Work item: Of the entries below, return only those lines from the line with "Problem. Fill in the missing entries." to the line with "- PBE/def2-TZVP†, ΔH°(298 K), kJ: 498.0", exactly, both included.

Data provided:
=== Begin Enclosure ===

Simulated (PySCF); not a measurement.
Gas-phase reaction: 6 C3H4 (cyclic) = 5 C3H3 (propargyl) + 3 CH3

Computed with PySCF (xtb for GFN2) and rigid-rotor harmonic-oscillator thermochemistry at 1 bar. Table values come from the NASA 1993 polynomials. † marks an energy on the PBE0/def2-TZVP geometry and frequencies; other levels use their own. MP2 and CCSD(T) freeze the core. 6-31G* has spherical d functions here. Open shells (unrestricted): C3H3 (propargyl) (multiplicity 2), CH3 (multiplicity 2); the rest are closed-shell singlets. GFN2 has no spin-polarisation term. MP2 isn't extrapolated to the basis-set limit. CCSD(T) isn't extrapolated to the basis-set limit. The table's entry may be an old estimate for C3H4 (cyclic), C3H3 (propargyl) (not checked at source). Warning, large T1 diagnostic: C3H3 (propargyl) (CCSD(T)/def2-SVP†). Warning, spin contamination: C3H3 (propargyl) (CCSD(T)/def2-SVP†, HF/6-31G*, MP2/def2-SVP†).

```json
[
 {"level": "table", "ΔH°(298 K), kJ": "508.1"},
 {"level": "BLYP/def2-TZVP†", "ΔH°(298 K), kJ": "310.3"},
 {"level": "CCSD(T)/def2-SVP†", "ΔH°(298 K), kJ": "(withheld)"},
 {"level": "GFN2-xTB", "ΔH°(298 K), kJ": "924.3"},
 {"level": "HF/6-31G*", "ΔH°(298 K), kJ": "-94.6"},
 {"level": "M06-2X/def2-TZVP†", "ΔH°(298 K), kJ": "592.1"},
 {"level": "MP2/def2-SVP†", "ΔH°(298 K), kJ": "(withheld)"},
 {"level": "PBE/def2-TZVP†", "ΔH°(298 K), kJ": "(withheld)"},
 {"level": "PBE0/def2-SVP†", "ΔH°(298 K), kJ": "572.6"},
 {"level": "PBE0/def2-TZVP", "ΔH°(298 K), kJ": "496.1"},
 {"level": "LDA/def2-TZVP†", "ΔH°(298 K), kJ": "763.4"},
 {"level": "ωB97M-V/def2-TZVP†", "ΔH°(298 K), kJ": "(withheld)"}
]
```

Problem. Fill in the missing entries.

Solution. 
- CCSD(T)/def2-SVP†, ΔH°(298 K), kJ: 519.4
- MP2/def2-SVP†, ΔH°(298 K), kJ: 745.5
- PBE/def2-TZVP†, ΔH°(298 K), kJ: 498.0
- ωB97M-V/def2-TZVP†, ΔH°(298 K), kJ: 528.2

=== End Enclosure ===

Written answer:
Problem. Fill in the missing entries.

Solution. 
- CCSD(T)/def2-SVP†, ΔH°(298 K), kJ: 519.4
- MP2/def2-SVP†, ΔH°(298 K), kJ: 745.5
- PBE/def2-TZVP†, ΔH°(298 K), kJ: 498.0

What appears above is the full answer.